Work request:
Keeping every line intact, repeat the data word for word.

** Given information follows **

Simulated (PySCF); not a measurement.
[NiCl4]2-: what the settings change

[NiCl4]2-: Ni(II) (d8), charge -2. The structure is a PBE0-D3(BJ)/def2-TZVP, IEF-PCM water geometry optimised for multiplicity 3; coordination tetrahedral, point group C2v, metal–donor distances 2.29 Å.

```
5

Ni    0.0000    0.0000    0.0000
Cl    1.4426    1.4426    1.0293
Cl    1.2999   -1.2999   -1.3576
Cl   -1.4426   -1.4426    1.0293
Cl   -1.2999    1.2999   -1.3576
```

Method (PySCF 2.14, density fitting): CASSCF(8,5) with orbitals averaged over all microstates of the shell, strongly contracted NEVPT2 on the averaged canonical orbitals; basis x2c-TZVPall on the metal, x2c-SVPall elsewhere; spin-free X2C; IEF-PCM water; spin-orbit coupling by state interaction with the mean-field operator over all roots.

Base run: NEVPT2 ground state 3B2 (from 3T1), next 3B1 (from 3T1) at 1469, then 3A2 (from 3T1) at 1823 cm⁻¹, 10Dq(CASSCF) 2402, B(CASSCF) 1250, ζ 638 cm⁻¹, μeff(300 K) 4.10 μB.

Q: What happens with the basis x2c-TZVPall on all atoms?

** End of Given information **

Reply:
Simulated (PySCF); not a measurement.
[NiCl4]2-: what the settings change

[NiCl4]2-: Ni(II) (d8), charge -2. The structure is a PBE0-D3(BJ)/def2-TZVP, IEF-PCM water geometry optimised for multiplicity 3; coordination tetrahedral, point group C2v, metal–donor distances 2.29 Å.

```
5

Ni    0.0000    0.0000    0.0000
Cl    1.4426    1.4426    1.0293
Cl    1.2999   -1.2999   -1.3576
Cl   -1.4426   -1.4426    1.0293
Cl   -1.2999    1.2999   -1.3576
```

Method (PySCF 2.14, density fitting): CASSCF(8,5) with orbitals averaged over all microstates of the shell, strongly contracted NEVPT2 on the averaged canonical orbitals; basis x2c-TZVPall on the metal, x2c-SVPall elsewhere; spin-free X2C; IEF-PCM water; spin-orbit coupling by state interaction with the mean-field operator over all roots.

Base run: NEVPT2 ground state 3B2 (from 3T1), next 3B1 (from 3T1) at 1469, then 3A2 (from 3T1) at 1823 cm⁻¹, 10Dq(CASSCF) 2402, B(CASSCF) 1250, ζ 638 cm⁻¹, μeff(300 K) 4.10 μB.

Q: What happens with the basis x2c-TZVPall on all atoms?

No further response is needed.